Task item:
With the records in front of you, set every one of them down exactly.

Data for review:
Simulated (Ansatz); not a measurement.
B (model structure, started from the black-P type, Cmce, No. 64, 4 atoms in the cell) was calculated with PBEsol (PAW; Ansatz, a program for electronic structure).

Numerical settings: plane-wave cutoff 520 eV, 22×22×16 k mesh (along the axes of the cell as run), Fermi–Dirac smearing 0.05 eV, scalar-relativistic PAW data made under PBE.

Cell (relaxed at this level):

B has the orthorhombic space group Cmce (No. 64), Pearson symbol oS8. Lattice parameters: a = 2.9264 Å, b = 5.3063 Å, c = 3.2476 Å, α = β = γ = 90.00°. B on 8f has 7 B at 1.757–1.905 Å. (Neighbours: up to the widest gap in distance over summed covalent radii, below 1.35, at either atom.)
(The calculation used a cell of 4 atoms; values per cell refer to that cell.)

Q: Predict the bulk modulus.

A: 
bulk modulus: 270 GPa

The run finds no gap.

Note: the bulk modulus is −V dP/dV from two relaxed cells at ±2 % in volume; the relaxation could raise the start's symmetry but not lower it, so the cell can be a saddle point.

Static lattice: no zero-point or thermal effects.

Reply:
Simulated (Ansatz); not a measurement.
B (model structure, started from the black-P type, Cmce, No. 64, 4 atoms in the cell) was calculated with PBEsol (PAW; Ansatz, a program for electronic structure).

Numerical settings: plane-wave cutoff 520 eV, 22×22×16 k mesh (along the axes of the cell as run), Fermi–Dirac smearing 0.05 eV, scalar-relativistic PAW data made under PBE.

Cell (relaxed at this level):

B has the orthorhombic space group Cmce (No. 64), Pearson symbol oS8. Lattice parameters: a = 2.9264 Å, b = 5.3063 Å, c = 3.2476 Å, α = β = γ = 90.00°. B on 8f has 7 B at 1.757–1.905 Å. (Neighbours: up to the widest gap in distance over summed covalent radii, below 1.35, at either atom.)
(The calculation used a cell of 4 atoms; values per cell refer to that cell.)

Q: Predict the bulk modulus.

A: 
bulk modulus: 270 GPa

The run finds no gap.

Note: the bulk modulus is −V dP/dV from two relaxed cells at ±2 % in volume; the relaxation could raise the start's symmetry but not lower it, so the cell can be a saddle point.

Static lattice: no zero-point or thermal effects.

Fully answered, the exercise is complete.